▸ **LISTED ENTRIES**:
----------------------------------------
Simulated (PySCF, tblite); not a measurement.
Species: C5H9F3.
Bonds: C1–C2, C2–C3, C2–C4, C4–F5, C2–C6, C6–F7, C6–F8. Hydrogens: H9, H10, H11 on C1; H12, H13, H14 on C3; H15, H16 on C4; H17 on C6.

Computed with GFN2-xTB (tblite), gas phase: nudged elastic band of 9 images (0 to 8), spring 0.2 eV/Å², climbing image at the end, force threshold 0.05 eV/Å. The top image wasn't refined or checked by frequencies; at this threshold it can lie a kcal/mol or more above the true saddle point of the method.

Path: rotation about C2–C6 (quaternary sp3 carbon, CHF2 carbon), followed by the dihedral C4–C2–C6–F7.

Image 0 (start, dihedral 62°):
----------------------------------------

Restate exactly the records above from their first line through the line that holds "Bonds: C1–C2, C2–C3, C2–C4, C4–F5, C2–C6, C6–F7, C6–F8.", please, including both and leaving out all others.

Simulated (PySCF, tblite); not a measurement.
Species: C5H9F3.
Bonds: C1–C2, C2–C3, C2–C4, C4–F5, C2–C6, C6–F7, C6–F8. Hydrogens: H9, H10, H11 on C1; H12, H13, H14 on C3; H15, H16 on C4; H17 on C6.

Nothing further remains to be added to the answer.